Nothing in the data is to be left out; copy it exactly.

[Opening Excerpted data section]

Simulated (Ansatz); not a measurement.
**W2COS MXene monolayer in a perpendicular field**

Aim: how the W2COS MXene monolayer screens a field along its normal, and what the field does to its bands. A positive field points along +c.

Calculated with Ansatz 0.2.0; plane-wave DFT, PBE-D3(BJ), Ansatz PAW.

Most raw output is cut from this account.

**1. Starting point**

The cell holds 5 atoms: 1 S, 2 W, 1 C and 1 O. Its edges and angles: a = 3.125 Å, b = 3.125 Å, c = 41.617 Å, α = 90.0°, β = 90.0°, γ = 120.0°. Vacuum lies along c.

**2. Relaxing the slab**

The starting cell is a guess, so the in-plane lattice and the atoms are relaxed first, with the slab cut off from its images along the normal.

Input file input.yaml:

[Closing Excerpted data section]

Exercise response ▸
Simulated (Ansatz); not a measurement.
**W2COS MXene monolayer in a perpendicular field**

Aim: how the W2COS MXene monolayer screens a field along its normal, and what the field does to its bands. A positive field points along +c.

Calculated with Ansatz 0.2.0; plane-wave DFT, PBE-D3(BJ), Ansatz PAW.

Most raw output is cut from this account.

**1. Starting point**

The cell holds 5 atoms: 1 S, 2 W, 1 C and 1 O. Its edges and angles: a = 3.125 Å, b = 3.125 Å, c = 41.617 Å, α = 90.0°, β = 90.0°, γ = 120.0°. Vacuum lies along c.

**2. Relaxing the slab**

The starting cell is a guess, so the in-plane lattice and the atoms are relaxed first, with the slab cut off from its images along the normal.

Input file input.yaml:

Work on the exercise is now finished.